[Data provided — start]

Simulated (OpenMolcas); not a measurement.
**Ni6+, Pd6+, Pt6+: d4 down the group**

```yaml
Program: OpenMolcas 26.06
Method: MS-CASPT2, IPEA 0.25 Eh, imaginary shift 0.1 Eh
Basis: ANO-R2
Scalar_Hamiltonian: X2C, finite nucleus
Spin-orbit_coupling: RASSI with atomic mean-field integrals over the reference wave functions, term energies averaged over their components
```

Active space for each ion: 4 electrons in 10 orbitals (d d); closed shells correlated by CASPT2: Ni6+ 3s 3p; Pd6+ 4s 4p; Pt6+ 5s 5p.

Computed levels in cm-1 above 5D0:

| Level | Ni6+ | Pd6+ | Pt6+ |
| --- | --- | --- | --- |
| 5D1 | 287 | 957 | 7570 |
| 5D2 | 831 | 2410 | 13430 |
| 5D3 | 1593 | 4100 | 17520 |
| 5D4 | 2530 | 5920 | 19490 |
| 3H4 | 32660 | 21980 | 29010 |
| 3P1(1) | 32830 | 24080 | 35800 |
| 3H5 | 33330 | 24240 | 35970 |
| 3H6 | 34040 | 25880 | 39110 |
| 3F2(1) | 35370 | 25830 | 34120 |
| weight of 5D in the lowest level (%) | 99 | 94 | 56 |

[Data provided — finish]

:: Exercise ::
In the listing above, locate the line with "Pd6+ | Pt6+ |" and the line with "24080 | 35800 |", then extract exactly those lines and every line between them, and nothing more.

:: Your solution ::
| Level | Ni6+ | Pd6+ | Pt6+ |
| --- | --- | --- | --- |
| 5D1 | 287 | 957 | 7570 |
| 5D2 | 831 | 2410 | 13430 |
| 5D3 | 1593 | 4100 | 17520 |
| 5D4 | 2530 | 5920 | 19490 |
| 3H4 | 32660 | 21980 | 29010 |
| 3P1(1) | 32830 | 24080 | 35800 |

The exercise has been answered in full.